Requirement
Copy out the entries that follow. Leave none out.

Stored data
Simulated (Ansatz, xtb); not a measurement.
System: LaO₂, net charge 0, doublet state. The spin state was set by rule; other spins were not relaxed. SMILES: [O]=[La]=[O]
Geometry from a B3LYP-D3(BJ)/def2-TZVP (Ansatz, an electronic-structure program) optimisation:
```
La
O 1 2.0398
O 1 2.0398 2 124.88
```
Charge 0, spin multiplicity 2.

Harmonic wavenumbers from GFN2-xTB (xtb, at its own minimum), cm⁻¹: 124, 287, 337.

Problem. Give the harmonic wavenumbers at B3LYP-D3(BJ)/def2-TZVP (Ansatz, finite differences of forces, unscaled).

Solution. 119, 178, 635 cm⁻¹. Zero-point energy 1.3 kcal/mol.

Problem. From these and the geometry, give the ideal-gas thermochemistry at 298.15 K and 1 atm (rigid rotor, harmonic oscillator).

Written answer
Simulated (Ansatz, xtb); not a measurement.
System: LaO₂, net charge 0, doublet state. The spin state was set by rule; other spins were not relaxed. SMILES: [O]=[La]=[O]
Geometry from a B3LYP-D3(BJ)/def2-TZVP (Ansatz, an electronic-structure program) optimisation:
```
La
O 1 2.0398
O 1 2.0398 2 124.88
```
Charge 0, spin multiplicity 2.

Harmonic wavenumbers from GFN2-xTB (xtb, at its own minimum), cm⁻¹: 124, 287, 337.

Problem. Give the harmonic wavenumbers at B3LYP-D3(BJ)/def2-TZVP (Ansatz, finite differences of forces, unscaled).

Solution. 119, 178, 635 cm⁻¹. Zero-point energy 1.3 kcal/mol.

Problem. From these and the geometry, give the ideal-gas thermochemistry at 298.15 K and 1 atm (rigid rotor, harmonic oscillator).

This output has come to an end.